- Task item
Reproduce each record in the listing below exactly as written.

- Excerpted data
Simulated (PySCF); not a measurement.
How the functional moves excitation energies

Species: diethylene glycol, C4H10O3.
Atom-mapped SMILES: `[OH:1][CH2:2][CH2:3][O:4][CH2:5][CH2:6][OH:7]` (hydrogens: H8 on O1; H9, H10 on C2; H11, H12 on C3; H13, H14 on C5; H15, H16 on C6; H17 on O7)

- Exercise answer
Simulated (PySCF); not a measurement.
How the functional moves excitation energies

Species: diethylene glycol, C4H10O3.
Atom-mapped SMILES: `[OH:1][CH2:2][CH2:3][O:4][CH2:5][CH2:6][OH:7]` (hydrogens: H8 on O1; H9, H10 on C2; H11, H12 on C3; H13, H14 on C5; H15, H16 on C6; H17 on O7)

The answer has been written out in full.